◆ Supplied information ◆

::::

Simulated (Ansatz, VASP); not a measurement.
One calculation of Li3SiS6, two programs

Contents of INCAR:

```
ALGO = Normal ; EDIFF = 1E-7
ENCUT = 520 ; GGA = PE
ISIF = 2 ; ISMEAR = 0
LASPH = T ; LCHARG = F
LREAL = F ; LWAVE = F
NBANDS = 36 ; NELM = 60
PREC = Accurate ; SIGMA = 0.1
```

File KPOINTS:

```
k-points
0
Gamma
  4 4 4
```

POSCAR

::::

◆ Requirement ◆
Your answer should be the whole listing above, repeated exactly as it appears.

◆ Task solution ◆
Simulated (Ansatz, VASP); not a measurement.
One calculation of Li3SiS6, two programs

Contents of INCAR:

```
ALGO = Normal ; EDIFF = 1E-7
ENCUT = 520 ; GGA = PE
ISIF = 2 ; ISMEAR = 0
LASPH = T ; LCHARG = F
LREAL = F ; LWAVE = F
NBANDS = 36 ; NELM = 60
PREC = Accurate ; SIGMA = 0.1
```

File KPOINTS:

```
k-points
0
Gamma
  4 4 4
```

POSCAR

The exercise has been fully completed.